#### [Requirement]
Write out again, exactly, the lines of the listing below from the first one through the one that contains "Ansatz 0.2.0 |", and no other lines.

*** Data under study ***

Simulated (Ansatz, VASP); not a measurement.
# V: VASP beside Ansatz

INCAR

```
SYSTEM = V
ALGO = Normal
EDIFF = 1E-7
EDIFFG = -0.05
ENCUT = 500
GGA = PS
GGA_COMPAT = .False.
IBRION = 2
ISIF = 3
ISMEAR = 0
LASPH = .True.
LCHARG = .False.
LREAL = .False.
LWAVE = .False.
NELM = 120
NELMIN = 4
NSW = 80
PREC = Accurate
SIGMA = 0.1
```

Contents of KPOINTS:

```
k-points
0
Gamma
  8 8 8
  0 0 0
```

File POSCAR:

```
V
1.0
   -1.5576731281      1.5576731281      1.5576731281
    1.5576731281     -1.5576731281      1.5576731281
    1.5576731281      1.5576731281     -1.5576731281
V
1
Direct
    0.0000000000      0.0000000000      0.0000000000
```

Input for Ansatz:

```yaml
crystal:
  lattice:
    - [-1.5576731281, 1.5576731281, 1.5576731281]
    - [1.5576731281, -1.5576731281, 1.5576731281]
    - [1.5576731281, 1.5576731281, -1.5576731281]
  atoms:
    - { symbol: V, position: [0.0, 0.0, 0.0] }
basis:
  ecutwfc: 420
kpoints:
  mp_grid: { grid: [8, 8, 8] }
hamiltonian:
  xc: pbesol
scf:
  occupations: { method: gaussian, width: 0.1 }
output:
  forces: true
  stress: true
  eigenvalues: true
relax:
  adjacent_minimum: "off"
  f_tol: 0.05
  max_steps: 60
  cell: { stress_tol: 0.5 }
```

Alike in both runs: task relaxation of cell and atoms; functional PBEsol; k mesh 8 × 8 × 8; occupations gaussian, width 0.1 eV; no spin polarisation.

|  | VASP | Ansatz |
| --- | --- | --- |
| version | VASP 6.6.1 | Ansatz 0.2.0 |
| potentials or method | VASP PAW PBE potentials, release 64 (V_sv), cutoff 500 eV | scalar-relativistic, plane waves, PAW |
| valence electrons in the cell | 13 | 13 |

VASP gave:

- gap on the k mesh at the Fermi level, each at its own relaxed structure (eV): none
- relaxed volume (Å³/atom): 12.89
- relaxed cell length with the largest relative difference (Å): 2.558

*** End of Data under study ***

#### [Response box]
Simulated (Ansatz, VASP); not a measurement.
# V: VASP beside Ansatz

INCAR

```
SYSTEM = V
ALGO = Normal
EDIFF = 1E-7
EDIFFG = -0.05
ENCUT = 500
GGA = PS
GGA_COMPAT = .False.
IBRION = 2
ISIF = 3
ISMEAR = 0
LASPH = .True.
LCHARG = .False.
LREAL = .False.
LWAVE = .False.
NELM = 120
NELMIN = 4
NSW = 80
PREC = Accurate
SIGMA = 0.1
```

Contents of KPOINTS:

```
k-points
0
Gamma
  8 8 8
  0 0 0
```

File POSCAR:

```
V
1.0
   -1.5576731281      1.5576731281      1.5576731281
    1.5576731281     -1.5576731281      1.5576731281
    1.5576731281      1.5576731281     -1.5576731281
V
1
Direct
    0.0000000000      0.0000000000      0.0000000000
```

Input for Ansatz:

```yaml
crystal:
  lattice:
    - [-1.5576731281, 1.5576731281, 1.5576731281]
    - [1.5576731281, -1.5576731281, 1.5576731281]
    - [1.5576731281, 1.5576731281, -1.5576731281]
  atoms:
    - { symbol: V, position: [0.0, 0.0, 0.0] }
basis:
  ecutwfc: 420
kpoints:
  mp_grid: { grid: [8, 8, 8] }
hamiltonian:
  xc: pbesol
scf:
  occupations: { method: gaussian, width: 0.1 }
output:
  forces: true
  stress: true
  eigenvalues: true
relax:
  adjacent_minimum: "off"
  f_tol: 0.05
  max_steps: 60
  cell: { stress_tol: 0.5 }
```

Alike in both runs: task relaxation of cell and atoms; functional PBEsol; k mesh 8 × 8 × 8; occupations gaussian, width 0.1 eV; no spin polarisation.

|  | VASP | Ansatz |
| --- | --- | --- |
| version | VASP 6.6.1 | Ansatz 0.2.0 |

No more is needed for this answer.